DATASET RECORDS:
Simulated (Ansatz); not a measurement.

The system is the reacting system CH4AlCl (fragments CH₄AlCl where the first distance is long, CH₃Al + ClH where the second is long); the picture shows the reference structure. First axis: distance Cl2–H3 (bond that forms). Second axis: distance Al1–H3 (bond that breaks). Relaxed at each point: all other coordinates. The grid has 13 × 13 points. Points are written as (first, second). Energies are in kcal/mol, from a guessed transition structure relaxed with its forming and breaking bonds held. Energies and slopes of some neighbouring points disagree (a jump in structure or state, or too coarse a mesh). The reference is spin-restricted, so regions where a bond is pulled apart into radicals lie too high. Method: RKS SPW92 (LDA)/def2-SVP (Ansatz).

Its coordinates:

WORK ORDER: Without any alteration, repeat each entry shown above.

EXPECTED ANSWER:
Simulated (Ansatz); not a measurement.

The system is the reacting system CH4AlCl (fragments CH₄AlCl where the first distance is long, CH₃Al + ClH where the second is long); the picture shows the reference structure. First axis: distance Cl2–H3 (bond that forms). Second axis: distance Al1–H3 (bond that breaks). Relaxed at each point: all other coordinates. The grid has 13 × 13 points. Points are written as (first, second). Energies are in kcal/mol, from a guessed transition structure relaxed with its forming and breaking bonds held. Energies and slopes of some neighbouring points disagree (a jump in structure or state, or too coarse a mesh). The reference is spin-restricted, so regions where a bond is pulled apart into radicals lie too high. Method: RKS SPW92 (LDA)/def2-SVP (Ansatz).

Its coordinates:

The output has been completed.